● **Work item**
Look in the material below for the line holding "Ballistic Schottky-barrier transistor". Set it down exactly, with each later line up to and including the line holding "Parameters, values chosen".

● **Data extract**
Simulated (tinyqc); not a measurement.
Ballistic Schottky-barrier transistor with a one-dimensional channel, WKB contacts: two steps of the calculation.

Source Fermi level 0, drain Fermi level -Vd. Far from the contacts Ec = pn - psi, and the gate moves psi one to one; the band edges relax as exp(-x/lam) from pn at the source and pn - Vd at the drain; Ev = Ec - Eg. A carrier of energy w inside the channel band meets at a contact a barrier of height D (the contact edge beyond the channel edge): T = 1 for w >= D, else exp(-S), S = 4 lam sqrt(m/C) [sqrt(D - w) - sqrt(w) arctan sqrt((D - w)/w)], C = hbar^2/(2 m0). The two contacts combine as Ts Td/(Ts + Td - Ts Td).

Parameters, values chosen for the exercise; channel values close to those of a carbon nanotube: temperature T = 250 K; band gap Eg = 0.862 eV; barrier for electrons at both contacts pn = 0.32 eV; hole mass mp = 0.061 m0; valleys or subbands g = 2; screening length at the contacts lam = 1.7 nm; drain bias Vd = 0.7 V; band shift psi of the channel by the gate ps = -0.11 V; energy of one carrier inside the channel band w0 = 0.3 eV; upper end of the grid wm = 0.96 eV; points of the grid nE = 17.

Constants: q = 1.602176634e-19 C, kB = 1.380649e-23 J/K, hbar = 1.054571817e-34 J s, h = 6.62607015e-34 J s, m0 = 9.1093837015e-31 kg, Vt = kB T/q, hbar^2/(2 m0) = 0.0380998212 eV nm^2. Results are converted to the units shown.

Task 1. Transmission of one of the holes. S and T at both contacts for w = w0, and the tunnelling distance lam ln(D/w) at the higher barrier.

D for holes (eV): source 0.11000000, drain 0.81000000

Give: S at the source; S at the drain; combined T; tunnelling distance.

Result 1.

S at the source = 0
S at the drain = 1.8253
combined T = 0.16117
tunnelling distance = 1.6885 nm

● **Answer area**
Ballistic Schottky-barrier transistor with a one-dimensional channel, WKB contacts: two steps of the calculation.

Source Fermi level 0, drain Fermi level -Vd. Far from the contacts Ec = pn - psi, and the gate moves psi one to one; the band edges relax as exp(-x/lam) from pn at the source and pn - Vd at the drain; Ev = Ec - Eg. A carrier of energy w inside the channel band meets at a contact a barrier of height D (the contact edge beyond the channel edge): T = 1 for w >= D, else exp(-S), S = 4 lam sqrt(m/C) [sqrt(D - w) - sqrt(w) arctan sqrt((D - w)/w)], C = hbar^2/(2 m0). The two contacts combine as Ts Td/(Ts + Td - Ts Td).

Parameters, values chosen for the exercise; channel values close to those of a carbon nanotube: temperature T = 250 K; band gap Eg = 0.862 eV; barrier for electrons at both contacts pn = 0.32 eV; hole mass mp = 0.061 m0; valleys or subbands g = 2; screening length at the contacts lam = 1.7 nm; drain bias Vd = 0.7 V; band shift psi of the channel by the gate ps = -0.11 V; energy of one carrier inside the channel band w0 = 0.3 eV; upper end of the grid wm = 0.96 eV; points of the grid nE = 17.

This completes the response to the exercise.